§ EXTRACTED DATA:
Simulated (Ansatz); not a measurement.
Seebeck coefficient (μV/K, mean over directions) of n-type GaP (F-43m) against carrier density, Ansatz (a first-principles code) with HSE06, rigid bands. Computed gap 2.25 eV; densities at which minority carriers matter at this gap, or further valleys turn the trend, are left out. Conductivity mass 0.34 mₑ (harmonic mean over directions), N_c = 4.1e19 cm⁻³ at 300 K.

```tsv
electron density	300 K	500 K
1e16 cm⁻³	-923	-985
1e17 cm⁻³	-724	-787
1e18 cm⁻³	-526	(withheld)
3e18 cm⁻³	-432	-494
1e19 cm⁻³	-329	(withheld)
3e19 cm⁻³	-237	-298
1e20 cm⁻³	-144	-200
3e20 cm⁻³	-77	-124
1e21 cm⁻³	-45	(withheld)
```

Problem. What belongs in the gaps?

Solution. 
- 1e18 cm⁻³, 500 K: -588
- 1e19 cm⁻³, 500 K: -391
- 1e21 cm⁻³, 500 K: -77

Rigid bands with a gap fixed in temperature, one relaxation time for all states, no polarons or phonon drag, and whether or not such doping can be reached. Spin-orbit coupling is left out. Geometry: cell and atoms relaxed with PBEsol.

§ ASSIGNMENT:
Write out the records exactly, starting at the first line and stopping after the line that contains "- 1e21 cm⁻³, 500 K: -77".

§ ANSWER SPACE:
Simulated (Ansatz); not a measurement.
Seebeck coefficient (μV/K, mean over directions) of n-type GaP (F-43m) against carrier density, Ansatz (a first-principles code) with HSE06, rigid bands. Computed gap 2.25 eV; densities at which minority carriers matter at this gap, or further valleys turn the trend, are left out. Conductivity mass 0.34 mₑ (harmonic mean over directions), N_c = 4.1e19 cm⁻³ at 300 K.

```tsv
electron density	300 K	500 K
1e16 cm⁻³	-923	-985
1e17 cm⁻³	-724	-787
1e18 cm⁻³	-526	(withheld)
3e18 cm⁻³	-432	-494
1e19 cm⁻³	-329	(withheld)
3e19 cm⁻³	-237	-298
1e20 cm⁻³	-144	-200
3e20 cm⁻³	-77	-124
1e21 cm⁻³	-45	(withheld)
```

Problem. What belongs in the gaps?

Solution. 
- 1e18 cm⁻³, 500 K: -588
- 1e19 cm⁻³, 500 K: -391
- 1e21 cm⁻³, 500 K: -77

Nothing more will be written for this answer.